- Opening Delimiter -

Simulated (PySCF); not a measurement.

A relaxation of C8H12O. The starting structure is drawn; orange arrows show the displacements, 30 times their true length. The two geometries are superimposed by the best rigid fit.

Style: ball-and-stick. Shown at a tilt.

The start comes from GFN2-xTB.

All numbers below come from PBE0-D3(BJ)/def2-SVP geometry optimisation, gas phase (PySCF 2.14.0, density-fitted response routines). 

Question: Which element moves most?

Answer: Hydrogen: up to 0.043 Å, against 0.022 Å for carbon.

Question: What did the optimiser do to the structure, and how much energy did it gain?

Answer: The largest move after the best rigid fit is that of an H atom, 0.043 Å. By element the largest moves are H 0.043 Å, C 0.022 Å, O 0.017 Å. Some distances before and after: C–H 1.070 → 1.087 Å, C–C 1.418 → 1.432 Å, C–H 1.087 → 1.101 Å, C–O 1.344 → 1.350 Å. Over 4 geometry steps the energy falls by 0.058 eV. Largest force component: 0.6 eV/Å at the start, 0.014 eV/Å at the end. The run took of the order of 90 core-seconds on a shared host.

- Closing Delimiter -

The full listing above is to be retyped exactly.

Simulated (PySCF); not a measurement.

A relaxation of C8H12O. The starting structure is drawn; orange arrows show the displacements, 30 times their true length. The two geometries are superimposed by the best rigid fit.

Style: ball-and-stick. Shown at a tilt.

The start comes from GFN2-xTB.

All numbers below come from PBE0-D3(BJ)/def2-SVP geometry optimisation, gas phase (PySCF 2.14.0, density-fitted response routines). 

Question: Which element moves most?

Answer: Hydrogen: up to 0.043 Å, against 0.022 Å for carbon.

Question: What did the optimiser do to the structure, and how much energy did it gain?

Answer: The largest move after the best rigid fit is that of an H atom, 0.043 Å. By element the largest moves are H 0.043 Å, C 0.022 Å, O 0.017 Å. Some distances before and after: C–H 1.070 → 1.087 Å, C–C 1.418 → 1.432 Å, C–H 1.087 → 1.101 Å, C–O 1.344 → 1.350 Å. Over 4 geometry steps the energy falls by 0.058 eV. Largest force component: 0.6 eV/Å at the start, 0.014 eV/Å at the end. The run took of the order of 90 core-seconds on a shared host.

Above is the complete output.